The line containing "Question: What will" marks the end: quote every line from the start of the records below through it, word for word.

--- START ---

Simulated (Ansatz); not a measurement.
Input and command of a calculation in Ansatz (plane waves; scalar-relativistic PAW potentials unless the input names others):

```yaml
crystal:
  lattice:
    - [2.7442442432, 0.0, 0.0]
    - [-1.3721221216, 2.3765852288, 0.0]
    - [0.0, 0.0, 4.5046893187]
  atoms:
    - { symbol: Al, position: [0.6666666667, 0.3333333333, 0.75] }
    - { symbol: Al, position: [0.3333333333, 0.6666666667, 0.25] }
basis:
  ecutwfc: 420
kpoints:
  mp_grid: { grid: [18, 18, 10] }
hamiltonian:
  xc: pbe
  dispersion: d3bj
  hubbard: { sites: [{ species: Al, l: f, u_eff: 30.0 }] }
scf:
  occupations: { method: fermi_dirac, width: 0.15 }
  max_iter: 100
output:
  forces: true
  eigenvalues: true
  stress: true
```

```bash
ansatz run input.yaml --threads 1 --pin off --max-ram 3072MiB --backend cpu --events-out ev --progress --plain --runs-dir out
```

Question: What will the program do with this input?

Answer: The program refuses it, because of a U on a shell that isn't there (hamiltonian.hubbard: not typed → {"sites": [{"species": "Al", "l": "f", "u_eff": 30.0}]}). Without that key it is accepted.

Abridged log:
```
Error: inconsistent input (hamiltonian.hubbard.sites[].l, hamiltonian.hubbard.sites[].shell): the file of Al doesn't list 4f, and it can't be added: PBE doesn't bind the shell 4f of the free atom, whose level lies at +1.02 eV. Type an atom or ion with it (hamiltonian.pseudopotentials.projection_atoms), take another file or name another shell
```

--- END ---

#### EXERCISE ANSWER:
Simulated (Ansatz); not a measurement.
Input and command of a calculation in Ansatz (plane waves; scalar-relativistic PAW potentials unless the input names others):

```yaml
crystal:
  lattice:
    - [2.7442442432, 0.0, 0.0]
    - [-1.3721221216, 2.3765852288, 0.0]
    - [0.0, 0.0, 4.5046893187]
  atoms:
    - { symbol: Al, position: [0.6666666667, 0.3333333333, 0.75] }
    - { symbol: Al, position: [0.3333333333, 0.6666666667, 0.25] }
basis:
  ecutwfc: 420
kpoints:
  mp_grid: { grid: [18, 18, 10] }
hamiltonian:
  xc: pbe
  dispersion: d3bj
  hubbard: { sites: [{ species: Al, l: f, u_eff: 30.0 }] }
scf:
  occupations: { method: fermi_dirac, width: 0.15 }
  max_iter: 100
output:
  forces: true
  eigenvalues: true
  stress: true
```

```bash
ansatz run input.yaml --threads 1 --pin off --max-ram 3072MiB --backend cpu --events-out ev --progress --plain --runs-dir out
```

Question: What will the program do with this input?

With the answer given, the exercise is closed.